Work request |
Every line of the listing is to be returned exactly as given.

Recorded data |
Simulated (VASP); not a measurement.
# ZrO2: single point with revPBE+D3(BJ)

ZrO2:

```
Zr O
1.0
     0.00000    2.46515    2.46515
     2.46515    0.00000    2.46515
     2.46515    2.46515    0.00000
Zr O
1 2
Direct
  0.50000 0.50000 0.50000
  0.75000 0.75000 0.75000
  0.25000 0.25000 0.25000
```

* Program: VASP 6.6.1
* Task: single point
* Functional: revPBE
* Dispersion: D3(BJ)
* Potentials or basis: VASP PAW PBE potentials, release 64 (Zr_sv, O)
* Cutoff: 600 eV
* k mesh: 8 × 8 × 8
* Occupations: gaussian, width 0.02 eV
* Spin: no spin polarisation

Exercise result |
Simulated (VASP); not a measurement.
# ZrO2: single point with revPBE+D3(BJ)

ZrO2:

```
Zr O
1.0
     0.00000    2.46515    2.46515
     2.46515    0.00000    2.46515
     2.46515    2.46515    0.00000
Zr O
1 2
Direct
  0.50000 0.50000 0.50000
  0.75000 0.75000 0.75000
  0.25000 0.25000 0.25000
```

* Program: VASP 6.6.1
* Task: single point
* Functional: revPBE
* Dispersion: D3(BJ)
* Potentials or basis: VASP PAW PBE potentials, release 64 (Zr_sv, O)
* Cutoff: 600 eV
* k mesh: 8 × 8 × 8
* Occupations: gaussian, width 0.02 eV
* Spin: no spin polarisation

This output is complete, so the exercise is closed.